WORK ITEM
The lines from the top of the listing through the one containing "Si 4.431 6.599 0.054 -0.083 -0.052 -0.117" are to be retyped exactly, with no other lines.

DATA
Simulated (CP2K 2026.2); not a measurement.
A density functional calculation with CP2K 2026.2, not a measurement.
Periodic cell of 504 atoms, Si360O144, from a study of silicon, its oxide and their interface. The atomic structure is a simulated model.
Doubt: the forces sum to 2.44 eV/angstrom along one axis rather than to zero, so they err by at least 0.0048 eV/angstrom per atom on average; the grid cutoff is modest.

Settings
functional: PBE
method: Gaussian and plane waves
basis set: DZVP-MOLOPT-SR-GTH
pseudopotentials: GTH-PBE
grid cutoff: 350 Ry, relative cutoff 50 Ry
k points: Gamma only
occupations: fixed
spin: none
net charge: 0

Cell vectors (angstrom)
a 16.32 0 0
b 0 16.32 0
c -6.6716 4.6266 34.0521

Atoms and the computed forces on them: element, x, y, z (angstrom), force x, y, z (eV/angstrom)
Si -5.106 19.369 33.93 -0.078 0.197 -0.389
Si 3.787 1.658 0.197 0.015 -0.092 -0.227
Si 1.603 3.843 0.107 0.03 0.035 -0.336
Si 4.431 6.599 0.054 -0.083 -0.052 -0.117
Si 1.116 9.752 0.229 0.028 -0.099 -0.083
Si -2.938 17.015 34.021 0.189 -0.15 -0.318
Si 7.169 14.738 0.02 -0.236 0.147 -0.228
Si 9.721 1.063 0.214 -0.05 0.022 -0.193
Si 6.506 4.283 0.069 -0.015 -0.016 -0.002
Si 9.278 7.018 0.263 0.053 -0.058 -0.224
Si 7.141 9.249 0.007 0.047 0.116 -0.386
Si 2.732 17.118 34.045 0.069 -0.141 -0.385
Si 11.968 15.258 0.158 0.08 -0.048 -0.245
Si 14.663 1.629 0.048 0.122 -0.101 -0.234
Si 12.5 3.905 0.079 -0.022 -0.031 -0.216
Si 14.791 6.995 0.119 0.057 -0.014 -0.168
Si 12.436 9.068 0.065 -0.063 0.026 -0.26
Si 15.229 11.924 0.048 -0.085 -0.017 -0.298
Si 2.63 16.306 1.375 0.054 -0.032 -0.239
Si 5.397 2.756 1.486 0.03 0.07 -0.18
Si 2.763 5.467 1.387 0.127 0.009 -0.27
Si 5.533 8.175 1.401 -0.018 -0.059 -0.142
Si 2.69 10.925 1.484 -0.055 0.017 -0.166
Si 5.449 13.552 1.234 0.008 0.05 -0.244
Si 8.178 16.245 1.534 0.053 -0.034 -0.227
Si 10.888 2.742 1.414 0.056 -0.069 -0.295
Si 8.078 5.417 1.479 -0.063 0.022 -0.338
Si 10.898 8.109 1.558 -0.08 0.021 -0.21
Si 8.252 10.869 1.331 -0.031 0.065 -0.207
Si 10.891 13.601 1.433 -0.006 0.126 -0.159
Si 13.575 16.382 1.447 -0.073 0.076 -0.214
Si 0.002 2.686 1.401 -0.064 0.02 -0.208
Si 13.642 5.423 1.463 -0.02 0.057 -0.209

TASK OUTPUT
Simulated (CP2K 2026.2); not a measurement.
A density functional calculation with CP2K 2026.2, not a measurement.
Periodic cell of 504 atoms, Si360O144, from a study of silicon, its oxide and their interface. The atomic structure is a simulated model.
Doubt: the forces sum to 2.44 eV/angstrom along one axis rather than to zero, so they err by at least 0.0048 eV/angstrom per atom on average; the grid cutoff is modest.

Settings
functional: PBE
method: Gaussian and plane waves
basis set: DZVP-MOLOPT-SR-GTH
pseudopotentials: GTH-PBE
grid cutoff: 350 Ry, relative cutoff 50 Ry
k points: Gamma only
occupations: fixed
spin: none
net charge: 0

Cell vectors (angstrom)
a 16.32 0 0
b 0 16.32 0
c -6.6716 4.6266 34.0521

Atoms and the computed forces on them: element, x, y, z (angstrom), force x, y, z (eV/angstrom)
Si -5.106 19.369 33.93 -0.078 0.197 -0.389
Si 3.787 1.658 0.197 0.015 -0.092 -0.227
Si 1.603 3.843 0.107 0.03 0.035 -0.336
Si 4.431 6.599 0.054 -0.083 -0.052 -0.117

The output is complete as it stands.